> _Required action_
Restate each record exactly as it was written.

> _Excerpted records_
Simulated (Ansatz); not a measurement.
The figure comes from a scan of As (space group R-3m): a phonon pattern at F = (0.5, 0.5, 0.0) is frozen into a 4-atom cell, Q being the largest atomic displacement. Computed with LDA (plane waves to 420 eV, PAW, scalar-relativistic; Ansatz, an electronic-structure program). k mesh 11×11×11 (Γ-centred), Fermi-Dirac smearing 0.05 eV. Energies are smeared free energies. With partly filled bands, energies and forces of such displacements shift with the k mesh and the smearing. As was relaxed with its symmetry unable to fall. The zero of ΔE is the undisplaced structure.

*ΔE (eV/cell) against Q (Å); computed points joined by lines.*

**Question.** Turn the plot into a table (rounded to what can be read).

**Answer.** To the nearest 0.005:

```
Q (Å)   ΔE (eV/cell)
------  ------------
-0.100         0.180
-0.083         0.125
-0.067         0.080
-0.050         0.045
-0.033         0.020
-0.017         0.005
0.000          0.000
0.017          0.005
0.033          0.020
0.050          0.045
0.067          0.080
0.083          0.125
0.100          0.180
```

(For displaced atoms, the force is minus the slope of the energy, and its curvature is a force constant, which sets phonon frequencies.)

> _Written reply_
Simulated (Ansatz); not a measurement.
The figure comes from a scan of As (space group R-3m): a phonon pattern at F = (0.5, 0.5, 0.0) is frozen into a 4-atom cell, Q being the largest atomic displacement. Computed with LDA (plane waves to 420 eV, PAW, scalar-relativistic; Ansatz, an electronic-structure program). k mesh 11×11×11 (Γ-centred), Fermi-Dirac smearing 0.05 eV. Energies are smeared free energies. With partly filled bands, energies and forces of such displacements shift with the k mesh and the smearing. As was relaxed with its symmetry unable to fall. The zero of ΔE is the undisplaced structure.

*ΔE (eV/cell) against Q (Å); computed points joined by lines.*

**Question.** Turn the plot into a table (rounded to what can be read).

**Answer.** To the nearest 0.005:

```
Q (Å)   ΔE (eV/cell)
------  ------------
-0.100         0.180
-0.083         0.125
-0.067         0.080
-0.050         0.045
-0.033         0.020
-0.017         0.005
0.000          0.000
0.017          0.005
0.033          0.020
0.050          0.045
0.067          0.080
0.083          0.125
0.100          0.180
```

(For displaced atoms, the force is minus the slope of the energy, and its curvature is a force constant, which sets phonon frequencies.)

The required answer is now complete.